Work instruction
Only the lines from the opening of the material through the one containing "(2) Split it" should be reproduced, each exactly as it stands.

......

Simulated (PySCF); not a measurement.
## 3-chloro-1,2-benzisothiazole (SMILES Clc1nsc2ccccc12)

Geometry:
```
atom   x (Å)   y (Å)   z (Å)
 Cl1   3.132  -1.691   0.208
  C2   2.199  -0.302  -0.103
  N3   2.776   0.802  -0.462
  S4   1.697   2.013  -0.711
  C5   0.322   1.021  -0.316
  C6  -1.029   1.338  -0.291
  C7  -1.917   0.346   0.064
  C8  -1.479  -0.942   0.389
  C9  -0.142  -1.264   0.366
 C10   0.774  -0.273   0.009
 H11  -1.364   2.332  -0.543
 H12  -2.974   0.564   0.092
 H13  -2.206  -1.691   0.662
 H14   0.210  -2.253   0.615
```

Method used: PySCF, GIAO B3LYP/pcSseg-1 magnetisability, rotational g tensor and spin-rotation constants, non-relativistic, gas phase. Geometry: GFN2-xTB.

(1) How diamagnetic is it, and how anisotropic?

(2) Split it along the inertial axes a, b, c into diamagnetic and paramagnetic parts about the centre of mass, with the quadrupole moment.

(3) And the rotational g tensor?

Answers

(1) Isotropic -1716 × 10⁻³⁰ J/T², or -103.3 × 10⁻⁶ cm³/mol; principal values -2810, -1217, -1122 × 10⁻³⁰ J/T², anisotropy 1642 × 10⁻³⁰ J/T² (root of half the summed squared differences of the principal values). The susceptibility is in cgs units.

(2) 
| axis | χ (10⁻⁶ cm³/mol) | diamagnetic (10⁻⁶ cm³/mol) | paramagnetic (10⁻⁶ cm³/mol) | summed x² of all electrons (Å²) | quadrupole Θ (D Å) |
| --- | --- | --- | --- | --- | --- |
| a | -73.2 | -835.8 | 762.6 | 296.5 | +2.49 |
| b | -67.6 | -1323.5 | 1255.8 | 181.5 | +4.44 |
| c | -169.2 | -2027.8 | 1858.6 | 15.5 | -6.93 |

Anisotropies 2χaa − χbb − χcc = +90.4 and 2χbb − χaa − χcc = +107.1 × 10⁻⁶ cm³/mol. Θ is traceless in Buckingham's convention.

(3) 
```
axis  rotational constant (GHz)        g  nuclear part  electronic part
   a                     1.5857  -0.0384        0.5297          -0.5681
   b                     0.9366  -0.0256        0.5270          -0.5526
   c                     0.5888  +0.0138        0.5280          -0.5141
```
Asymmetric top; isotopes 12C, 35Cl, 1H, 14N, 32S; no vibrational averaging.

......

Answer space
Simulated (PySCF); not a measurement.
## 3-chloro-1,2-benzisothiazole (SMILES Clc1nsc2ccccc12)

Geometry:
```
atom   x (Å)   y (Å)   z (Å)
 Cl1   3.132  -1.691   0.208
  C2   2.199  -0.302  -0.103
  N3   2.776   0.802  -0.462
  S4   1.697   2.013  -0.711
  C5   0.322   1.021  -0.316
  C6  -1.029   1.338  -0.291
  C7  -1.917   0.346   0.064
  C8  -1.479  -0.942   0.389
  C9  -0.142  -1.264   0.366
 C10   0.774  -0.273   0.009
 H11  -1.364   2.332  -0.543
 H12  -2.974   0.564   0.092
 H13  -2.206  -1.691   0.662
 H14   0.210  -2.253   0.615
```

Method used: PySCF, GIAO B3LYP/pcSseg-1 magnetisability, rotational g tensor and spin-rotation constants, non-relativistic, gas phase. Geometry: GFN2-xTB.

(1) How diamagnetic is it, and how anisotropic?

(2) Split it along the inertial axes a, b, c into diamagnetic and paramagnetic parts about the centre of mass, with the quadrupole moment.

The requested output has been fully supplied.